_Action item_
Below are several records. Retype exactly those lines running from the one with "## Calculated data, GaN" through the one with "Settings shared by", end lines included, and no others.

####

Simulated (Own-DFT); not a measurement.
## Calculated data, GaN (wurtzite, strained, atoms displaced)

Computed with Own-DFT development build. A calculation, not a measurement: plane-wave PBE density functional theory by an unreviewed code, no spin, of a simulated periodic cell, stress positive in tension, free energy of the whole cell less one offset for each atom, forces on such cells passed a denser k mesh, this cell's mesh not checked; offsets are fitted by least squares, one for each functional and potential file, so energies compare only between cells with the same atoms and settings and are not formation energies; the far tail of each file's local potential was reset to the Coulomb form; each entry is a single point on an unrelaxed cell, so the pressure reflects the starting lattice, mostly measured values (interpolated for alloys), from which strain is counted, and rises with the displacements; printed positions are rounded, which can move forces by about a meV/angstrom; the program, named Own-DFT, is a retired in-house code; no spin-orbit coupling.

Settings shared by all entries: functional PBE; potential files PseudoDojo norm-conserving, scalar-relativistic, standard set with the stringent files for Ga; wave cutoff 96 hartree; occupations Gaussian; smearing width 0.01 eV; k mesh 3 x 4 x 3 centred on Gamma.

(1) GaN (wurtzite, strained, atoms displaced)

####

_Problem solution_
## Calculated data, GaN (wurtzite, strained, atoms displaced)

Computed with Own-DFT development build. A calculation, not a measurement: plane-wave PBE density functional theory by an unreviewed code, no spin, of a simulated periodic cell, stress positive in tension, free energy of the whole cell less one offset for each atom, forces on such cells passed a denser k mesh, this cell's mesh not checked; offsets are fitted by least squares, one for each functional and potential file, so energies compare only between cells with the same atoms and settings and are not formation energies; the far tail of each file's local potential was reset to the Coulomb form; each entry is a single point on an unrelaxed cell, so the pressure reflects the starting lattice, mostly measured values (interpolated for alloys), from which strain is counted, and rises with the displacements; printed positions are rounded, which can move forces by about a meV/angstrom; the program, named Own-DFT, is a retired in-house code; no spin-orbit coupling.

Settings shared by all entries: functional PBE; potential files PseudoDojo norm-conserving, scalar-relativistic, standard set with the stringent files for Ga; wave cutoff 96 hartree; occupations Gaussian; smearing width 0.01 eV; k mesh 3 x 4 x 3 centred on Gamma.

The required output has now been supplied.